* EXTRACTED DATA
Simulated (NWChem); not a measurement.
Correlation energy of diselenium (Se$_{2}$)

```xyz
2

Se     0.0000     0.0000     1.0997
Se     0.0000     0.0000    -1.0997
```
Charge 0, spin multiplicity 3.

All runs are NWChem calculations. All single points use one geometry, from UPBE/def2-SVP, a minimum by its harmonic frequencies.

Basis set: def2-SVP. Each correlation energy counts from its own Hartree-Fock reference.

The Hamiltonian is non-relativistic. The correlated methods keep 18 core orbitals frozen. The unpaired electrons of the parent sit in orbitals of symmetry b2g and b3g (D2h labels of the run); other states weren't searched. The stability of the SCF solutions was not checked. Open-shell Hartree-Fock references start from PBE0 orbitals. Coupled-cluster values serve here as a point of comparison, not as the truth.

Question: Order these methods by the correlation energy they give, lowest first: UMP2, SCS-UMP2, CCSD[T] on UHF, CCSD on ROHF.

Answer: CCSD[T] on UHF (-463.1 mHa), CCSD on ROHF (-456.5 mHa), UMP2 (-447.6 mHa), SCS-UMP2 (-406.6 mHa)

* REQUIRED ACTION
Set the entries down again, unchanged and complete.

* EXERCISE OUTPUT
Simulated (NWChem); not a measurement.
Correlation energy of diselenium (Se$_{2}$)

```xyz
2

Se     0.0000     0.0000     1.0997
Se     0.0000     0.0000    -1.0997
```
Charge 0, spin multiplicity 3.

All runs are NWChem calculations. All single points use one geometry, from UPBE/def2-SVP, a minimum by its harmonic frequencies.

Basis set: def2-SVP. Each correlation energy counts from its own Hartree-Fock reference.

The Hamiltonian is non-relativistic. The correlated methods keep 18 core orbitals frozen. The unpaired electrons of the parent sit in orbitals of symmetry b2g and b3g (D2h labels of the run); other states weren't searched. The stability of the SCF solutions was not checked. Open-shell Hartree-Fock references start from PBE0 orbitals. Coupled-cluster values serve here as a point of comparison, not as the truth.

Question: Order these methods by the correlation energy they give, lowest first: UMP2, SCS-UMP2, CCSD[T] on UHF, CCSD on ROHF.

Answer: CCSD[T] on UHF (-463.1 mHa), CCSD on ROHF (-456.5 mHa), UMP2 (-447.6 mHa), SCS-UMP2 (-406.6 mHa)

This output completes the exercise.